# Required action
In the records that follow, the lines from the one containing "## The atomisation" to the one containing "Gas-phase molecules, one", inclusive, are to be given again exactly.

# The data
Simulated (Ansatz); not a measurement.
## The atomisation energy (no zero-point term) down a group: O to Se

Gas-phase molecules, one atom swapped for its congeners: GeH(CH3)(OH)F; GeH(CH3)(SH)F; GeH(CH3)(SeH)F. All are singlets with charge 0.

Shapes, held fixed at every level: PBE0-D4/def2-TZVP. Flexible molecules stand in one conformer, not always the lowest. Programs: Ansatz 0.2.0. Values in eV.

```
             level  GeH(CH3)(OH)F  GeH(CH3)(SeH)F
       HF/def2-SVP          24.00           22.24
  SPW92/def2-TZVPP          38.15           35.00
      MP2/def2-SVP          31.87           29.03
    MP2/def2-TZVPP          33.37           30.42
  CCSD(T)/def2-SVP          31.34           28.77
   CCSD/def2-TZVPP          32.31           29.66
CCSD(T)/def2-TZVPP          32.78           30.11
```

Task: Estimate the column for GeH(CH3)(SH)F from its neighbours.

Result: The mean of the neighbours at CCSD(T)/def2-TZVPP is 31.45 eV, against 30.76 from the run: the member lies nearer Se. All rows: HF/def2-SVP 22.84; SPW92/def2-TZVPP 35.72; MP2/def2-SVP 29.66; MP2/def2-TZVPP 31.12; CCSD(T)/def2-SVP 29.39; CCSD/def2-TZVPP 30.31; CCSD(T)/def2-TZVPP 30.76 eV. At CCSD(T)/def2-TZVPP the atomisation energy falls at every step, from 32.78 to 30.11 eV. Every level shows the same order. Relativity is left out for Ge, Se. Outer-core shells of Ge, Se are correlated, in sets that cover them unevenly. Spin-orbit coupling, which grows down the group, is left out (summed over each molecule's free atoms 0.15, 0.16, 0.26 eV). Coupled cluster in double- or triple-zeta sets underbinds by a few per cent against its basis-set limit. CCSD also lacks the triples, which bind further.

# Answer box
## The atomisation energy (no zero-point term) down a group: O to Se

Gas-phase molecules, one atom swapped for its congeners: GeH(CH3)(OH)F; GeH(CH3)(SH)F; GeH(CH3)(SeH)F. All are singlets with charge 0.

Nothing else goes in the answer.